◆ RECORD SET ◆
Start of Block

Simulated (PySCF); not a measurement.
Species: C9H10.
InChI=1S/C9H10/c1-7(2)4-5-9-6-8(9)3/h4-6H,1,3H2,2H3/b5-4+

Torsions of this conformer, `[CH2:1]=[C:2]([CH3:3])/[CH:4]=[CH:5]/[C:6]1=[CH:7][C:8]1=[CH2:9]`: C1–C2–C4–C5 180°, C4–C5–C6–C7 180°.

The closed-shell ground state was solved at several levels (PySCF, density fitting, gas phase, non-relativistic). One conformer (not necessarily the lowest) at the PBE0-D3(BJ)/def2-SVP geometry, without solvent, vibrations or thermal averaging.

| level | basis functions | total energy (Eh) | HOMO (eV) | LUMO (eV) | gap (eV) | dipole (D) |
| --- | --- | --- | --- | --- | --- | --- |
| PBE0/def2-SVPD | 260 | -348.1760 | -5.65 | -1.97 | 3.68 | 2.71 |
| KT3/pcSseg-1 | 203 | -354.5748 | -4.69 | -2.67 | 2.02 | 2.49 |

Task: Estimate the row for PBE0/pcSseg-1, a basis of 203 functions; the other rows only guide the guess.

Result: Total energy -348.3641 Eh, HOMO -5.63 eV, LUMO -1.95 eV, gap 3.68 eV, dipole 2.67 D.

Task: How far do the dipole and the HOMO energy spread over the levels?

End of Block

◆ WORK TASK ◆
Nothing in the entries above may be left out; retype them all exactly.

◆ RESPONSE ◆
Simulated (PySCF); not a measurement.
Species: C9H10.
InChI=1S/C9H10/c1-7(2)4-5-9-6-8(9)3/h4-6H,1,3H2,2H3/b5-4+

Torsions of this conformer, `[CH2:1]=[C:2]([CH3:3])/[CH:4]=[CH:5]/[C:6]1=[CH:7][C:8]1=[CH2:9]`: C1–C2–C4–C5 180°, C4–C5–C6–C7 180°.

The closed-shell ground state was solved at several levels (PySCF, density fitting, gas phase, non-relativistic). One conformer (not necessarily the lowest) at the PBE0-D3(BJ)/def2-SVP geometry, without solvent, vibrations or thermal averaging.

| level | basis functions | total energy (Eh) | HOMO (eV) | LUMO (eV) | gap (eV) | dipole (D) |
| --- | --- | --- | --- | --- | --- | --- |
| PBE0/def2-SVPD | 260 | -348.1760 | -5.65 | -1.97 | 3.68 | 2.71 |
| KT3/pcSseg-1 | 203 | -354.5748 | -4.69 | -2.67 | 2.02 | 2.49 |

Task: Estimate the row for PBE0/pcSseg-1, a basis of 203 functions; the other rows only guide the guess.

Result: Total energy -348.3641 Eh, HOMO -5.63 eV, LUMO -1.95 eV, gap 3.68 eV, dipole 2.67 D.

Task: How far do the dipole and the HOMO energy spread over the levels?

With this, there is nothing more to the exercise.